Raw data:
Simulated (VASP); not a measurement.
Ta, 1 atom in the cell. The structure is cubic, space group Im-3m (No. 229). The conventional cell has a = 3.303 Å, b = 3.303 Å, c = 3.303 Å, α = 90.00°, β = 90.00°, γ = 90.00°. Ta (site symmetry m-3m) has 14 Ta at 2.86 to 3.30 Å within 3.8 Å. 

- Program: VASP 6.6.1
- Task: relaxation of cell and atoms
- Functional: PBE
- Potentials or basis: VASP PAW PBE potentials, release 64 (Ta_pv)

Work order:
Please retype the entries above in full, exactly as they stand.

Exercise answer:
Simulated (VASP); not a measurement.
Ta, 1 atom in the cell. The structure is cubic, space group Im-3m (No. 229). The conventional cell has a = 3.303 Å, b = 3.303 Å, c = 3.303 Å, α = 90.00°, β = 90.00°, γ = 90.00°. Ta (site symmetry m-3m) has 14 Ta at 2.86 to 3.30 Å within 3.8 Å. 

- Program: VASP 6.6.1
- Task: relaxation of cell and atoms
- Functional: PBE
- Potentials or basis: VASP PAW PBE potentials, release 64 (Ta_pv)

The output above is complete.